▶ Extracted records
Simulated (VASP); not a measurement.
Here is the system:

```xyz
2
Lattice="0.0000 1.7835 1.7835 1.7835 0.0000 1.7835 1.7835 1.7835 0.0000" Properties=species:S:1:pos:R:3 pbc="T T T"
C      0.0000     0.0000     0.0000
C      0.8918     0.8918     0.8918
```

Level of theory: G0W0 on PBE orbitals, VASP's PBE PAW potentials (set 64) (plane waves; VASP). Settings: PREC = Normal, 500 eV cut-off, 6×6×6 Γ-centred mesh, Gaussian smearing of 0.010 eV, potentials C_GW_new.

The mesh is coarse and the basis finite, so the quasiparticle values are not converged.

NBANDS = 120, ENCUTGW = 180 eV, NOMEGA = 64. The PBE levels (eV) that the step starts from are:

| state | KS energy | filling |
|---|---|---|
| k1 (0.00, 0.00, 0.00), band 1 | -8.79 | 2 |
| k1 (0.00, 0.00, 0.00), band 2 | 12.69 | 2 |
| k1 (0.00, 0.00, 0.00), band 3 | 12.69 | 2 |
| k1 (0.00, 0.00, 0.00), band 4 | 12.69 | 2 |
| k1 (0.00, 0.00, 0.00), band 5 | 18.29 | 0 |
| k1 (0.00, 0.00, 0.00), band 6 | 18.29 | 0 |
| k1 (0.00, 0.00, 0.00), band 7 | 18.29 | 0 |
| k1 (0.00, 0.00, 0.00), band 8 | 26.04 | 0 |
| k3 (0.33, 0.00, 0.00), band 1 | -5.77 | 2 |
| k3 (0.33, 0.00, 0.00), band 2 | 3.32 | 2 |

▶ Task item
Lines to set down from above: the line with "Here is the", the line with "Level of theory: G0W0", and every line between, each exactly as written.

▶ Worked solution
Here is the system:

```xyz
2
Lattice="0.0000 1.7835 1.7835 1.7835 0.0000 1.7835 1.7835 1.7835 0.0000" Properties=species:S:1:pos:R:3 pbc="T T T"
C      0.0000     0.0000     0.0000
C      0.8918     0.8918     0.8918
```

Level of theory: G0W0 on PBE orbitals, VASP's PBE PAW potentials (set 64) (plane waves; VASP). Settings: PREC = Normal, 500 eV cut-off, 6×6×6 Γ-centred mesh, Gaussian smearing of 0.010 eV, potentials C_GW_new.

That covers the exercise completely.